## Brief
Please start at the first line of the records beneath and quote each line exactly, ending with the line containing "Co₃W⁺, relaxed as".

Supplied information: Begin

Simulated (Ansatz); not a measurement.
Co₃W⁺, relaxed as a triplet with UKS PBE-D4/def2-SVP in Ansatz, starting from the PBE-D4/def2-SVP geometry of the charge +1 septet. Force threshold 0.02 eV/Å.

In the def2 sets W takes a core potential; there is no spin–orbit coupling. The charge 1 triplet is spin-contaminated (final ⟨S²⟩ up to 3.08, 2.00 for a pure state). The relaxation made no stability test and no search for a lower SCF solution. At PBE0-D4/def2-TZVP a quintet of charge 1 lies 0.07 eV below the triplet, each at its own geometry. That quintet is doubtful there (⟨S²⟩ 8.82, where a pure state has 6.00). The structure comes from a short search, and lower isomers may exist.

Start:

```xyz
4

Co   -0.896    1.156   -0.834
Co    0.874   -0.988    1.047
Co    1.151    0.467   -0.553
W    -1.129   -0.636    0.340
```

Supplied information: End

## Answer section
Simulated (Ansatz); not a measurement.
Co₃W⁺, relaxed as a triplet with UKS PBE-D4/def2-SVP in Ansatz, starting from the PBE-D4/def2-SVP geometry of the charge +1 septet. Force threshold 0.02 eV/Å.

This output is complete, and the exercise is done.